Work item:
The records that follow must be repeated exactly as they stand.

[[ Given information open ]]

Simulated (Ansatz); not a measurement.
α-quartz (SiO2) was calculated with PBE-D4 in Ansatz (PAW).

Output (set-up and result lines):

[[ Given information closed ]]

Written answer:
Simulated (Ansatz); not a measurement.
α-quartz (SiO2) was calculated with PBE-D4 in Ansatz (PAW).

Output (set-up and result lines):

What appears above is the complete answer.